Record extracts »
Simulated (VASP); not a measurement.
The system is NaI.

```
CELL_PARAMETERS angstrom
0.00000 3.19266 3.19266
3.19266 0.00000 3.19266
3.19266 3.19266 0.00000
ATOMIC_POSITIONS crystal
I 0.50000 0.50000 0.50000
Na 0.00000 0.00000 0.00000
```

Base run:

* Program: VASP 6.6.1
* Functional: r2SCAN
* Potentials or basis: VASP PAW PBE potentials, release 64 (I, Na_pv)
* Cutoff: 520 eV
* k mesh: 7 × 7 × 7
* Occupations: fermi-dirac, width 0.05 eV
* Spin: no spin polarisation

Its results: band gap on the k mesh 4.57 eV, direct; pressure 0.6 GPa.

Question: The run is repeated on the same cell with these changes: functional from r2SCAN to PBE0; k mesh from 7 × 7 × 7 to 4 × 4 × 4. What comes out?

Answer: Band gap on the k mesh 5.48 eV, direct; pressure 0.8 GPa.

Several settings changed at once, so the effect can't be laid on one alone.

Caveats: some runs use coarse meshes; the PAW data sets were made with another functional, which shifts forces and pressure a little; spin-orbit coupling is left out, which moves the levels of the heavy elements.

Work task » The required output is every line above from the one with "Answer: Band gap" down to the one with "Several settings changed", restated word for word, ends included.

Task answer »
Answer: Band gap on the k mesh 5.48 eV, direct; pressure 0.8 GPa.

Several settings changed at once, so the effect can't be laid on one alone.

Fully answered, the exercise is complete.